▶ Data section

- - - -

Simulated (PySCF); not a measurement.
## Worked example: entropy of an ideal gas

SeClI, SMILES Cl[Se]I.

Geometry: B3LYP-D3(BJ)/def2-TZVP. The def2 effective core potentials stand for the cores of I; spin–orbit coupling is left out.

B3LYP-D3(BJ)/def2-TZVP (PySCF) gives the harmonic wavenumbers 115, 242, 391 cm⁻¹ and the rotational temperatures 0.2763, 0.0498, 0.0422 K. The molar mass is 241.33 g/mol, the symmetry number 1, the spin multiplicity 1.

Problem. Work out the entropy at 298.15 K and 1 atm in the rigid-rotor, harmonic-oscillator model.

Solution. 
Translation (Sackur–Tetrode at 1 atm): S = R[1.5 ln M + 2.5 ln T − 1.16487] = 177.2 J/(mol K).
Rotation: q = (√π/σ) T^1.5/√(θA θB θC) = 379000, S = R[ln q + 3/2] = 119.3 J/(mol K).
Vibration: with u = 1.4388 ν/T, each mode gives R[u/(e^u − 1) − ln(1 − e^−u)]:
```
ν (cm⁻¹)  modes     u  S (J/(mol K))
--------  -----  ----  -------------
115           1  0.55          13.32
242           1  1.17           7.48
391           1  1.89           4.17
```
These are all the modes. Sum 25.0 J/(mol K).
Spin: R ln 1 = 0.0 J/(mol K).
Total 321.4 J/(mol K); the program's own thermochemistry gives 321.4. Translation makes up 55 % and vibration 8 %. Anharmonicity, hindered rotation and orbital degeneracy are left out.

- - - -

▶ Work request
Return, unchanged, the run of lines above that opens with the line containing "Problem. Work out" and closes with the line containing "Spin: R ln 1 = 0.0 J/(mol K).". Include both.

▶ Task answer
Problem. Work out the entropy at 298.15 K and 1 atm in the rigid-rotor, harmonic-oscillator model.

Solution. 
Translation (Sackur–Tetrode at 1 atm): S = R[1.5 ln M + 2.5 ln T − 1.16487] = 177.2 J/(mol K).
Rotation: q = (√π/σ) T^1.5/√(θA θB θC) = 379000, S = R[ln q + 3/2] = 119.3 J/(mol K).
Vibration: with u = 1.4388 ν/T, each mode gives R[u/(e^u − 1) − ln(1 − e^−u)]:
```
ν (cm⁻¹)  modes     u  S (J/(mol K))
--------  -----  ----  -------------
115           1  0.55          13.32
242           1  1.17           7.48
391           1  1.89           4.17
```
These are all the modes. Sum 25.0 J/(mol K).
Spin: R ln 1 = 0.0 J/(mol K).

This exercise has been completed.